Action item
All lines of the following material must be written out exactly as they appear.

Extracted entries
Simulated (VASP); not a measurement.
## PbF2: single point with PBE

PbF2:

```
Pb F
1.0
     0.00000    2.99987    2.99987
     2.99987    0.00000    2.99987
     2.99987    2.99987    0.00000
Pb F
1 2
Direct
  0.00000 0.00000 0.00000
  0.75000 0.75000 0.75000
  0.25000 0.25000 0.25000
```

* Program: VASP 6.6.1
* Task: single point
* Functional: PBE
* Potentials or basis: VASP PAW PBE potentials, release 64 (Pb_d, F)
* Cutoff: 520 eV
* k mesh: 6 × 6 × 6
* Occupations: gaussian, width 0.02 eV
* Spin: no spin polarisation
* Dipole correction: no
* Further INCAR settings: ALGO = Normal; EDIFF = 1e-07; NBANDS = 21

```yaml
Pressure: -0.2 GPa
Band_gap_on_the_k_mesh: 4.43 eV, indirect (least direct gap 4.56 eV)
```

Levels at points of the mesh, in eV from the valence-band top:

Exercise solution
Simulated (VASP); not a measurement.
## PbF2: single point with PBE

PbF2:

```
Pb F
1.0
     0.00000    2.99987    2.99987
     2.99987    0.00000    2.99987
     2.99987    2.99987    0.00000
Pb F
1 2
Direct
  0.00000 0.00000 0.00000
  0.75000 0.75000 0.75000
  0.25000 0.25000 0.25000
```

* Program: VASP 6.6.1
* Task: single point
* Functional: PBE
* Potentials or basis: VASP PAW PBE potentials, release 64 (Pb_d, F)
* Cutoff: 520 eV
* k mesh: 6 × 6 × 6
* Occupations: gaussian, width 0.02 eV
* Spin: no spin polarisation
* Dipole correction: no
* Further INCAR settings: ALGO = Normal; EDIFF = 1e-07; NBANDS = 21

```yaml
Pressure: -0.2 GPa
Band_gap_on_the_k_mesh: 4.43 eV, indirect (least direct gap 4.56 eV)
```

Levels at points of the mesh, in eV from the valence-band top:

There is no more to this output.